Entries shown Block Start

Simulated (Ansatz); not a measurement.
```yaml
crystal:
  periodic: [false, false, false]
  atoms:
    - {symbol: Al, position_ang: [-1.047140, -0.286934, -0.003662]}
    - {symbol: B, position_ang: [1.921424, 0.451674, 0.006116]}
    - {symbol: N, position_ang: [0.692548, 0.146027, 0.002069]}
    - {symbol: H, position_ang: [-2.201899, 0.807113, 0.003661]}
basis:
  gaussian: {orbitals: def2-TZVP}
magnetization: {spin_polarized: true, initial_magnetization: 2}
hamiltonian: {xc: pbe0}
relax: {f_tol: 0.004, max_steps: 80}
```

Entries shown Block End

Work instruction: Every record above belongs in the answer, reproduced exactly.

Exercise result:
Simulated (Ansatz); not a measurement.
```yaml
crystal:
  periodic: [false, false, false]
  atoms:
    - {symbol: Al, position_ang: [-1.047140, -0.286934, -0.003662]}
    - {symbol: B, position_ang: [1.921424, 0.451674, 0.006116]}
    - {symbol: N, position_ang: [0.692548, 0.146027, 0.002069]}
    - {symbol: H, position_ang: [-2.201899, 0.807113, 0.003661]}
basis:
  gaussian: {orbitals: def2-TZVP}
magnetization: {spin_polarized: true, initial_magnetization: 2}
hamiltonian: {xc: pbe0}
relax: {f_tol: 0.004, max_steps: 80}
```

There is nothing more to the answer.